===== GIVEN RECORDS =====

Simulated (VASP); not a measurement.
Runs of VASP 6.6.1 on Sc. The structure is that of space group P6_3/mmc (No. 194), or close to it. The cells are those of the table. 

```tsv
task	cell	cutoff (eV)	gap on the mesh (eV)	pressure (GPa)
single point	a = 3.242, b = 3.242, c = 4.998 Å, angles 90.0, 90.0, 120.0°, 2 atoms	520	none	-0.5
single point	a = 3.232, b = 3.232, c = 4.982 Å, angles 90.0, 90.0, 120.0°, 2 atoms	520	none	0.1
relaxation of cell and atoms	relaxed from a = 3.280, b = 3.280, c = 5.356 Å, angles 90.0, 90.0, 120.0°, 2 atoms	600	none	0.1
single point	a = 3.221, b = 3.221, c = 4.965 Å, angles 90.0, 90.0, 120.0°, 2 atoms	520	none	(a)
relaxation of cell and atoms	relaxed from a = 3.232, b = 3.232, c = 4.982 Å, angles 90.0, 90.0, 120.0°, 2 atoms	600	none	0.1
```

=====

*WORK TASK*: Transcribe each line of the listing above precisely as it appears.

*ANSWER SECTION*:
Simulated (VASP); not a measurement.
Runs of VASP 6.6.1 on Sc. The structure is that of space group P6_3/mmc (No. 194), or close to it. The cells are those of the table. 

```tsv
task	cell	cutoff (eV)	gap on the mesh (eV)	pressure (GPa)
single point	a = 3.242, b = 3.242, c = 4.998 Å, angles 90.0, 90.0, 120.0°, 2 atoms	520	none	-0.5
single point	a = 3.232, b = 3.232, c = 4.982 Å, angles 90.0, 90.0, 120.0°, 2 atoms	520	none	0.1
relaxation of cell and atoms	relaxed from a = 3.280, b = 3.280, c = 5.356 Å, angles 90.0, 90.0, 120.0°, 2 atoms	600	none	0.1
single point	a = 3.221, b = 3.221, c = 4.965 Å, angles 90.0, 90.0, 120.0°, 2 atoms	520	none	(a)
relaxation of cell and atoms	relaxed from a = 3.232, b = 3.232, c = 4.982 Å, angles 90.0, 90.0, 120.0°, 2 atoms	600	none	0.1
```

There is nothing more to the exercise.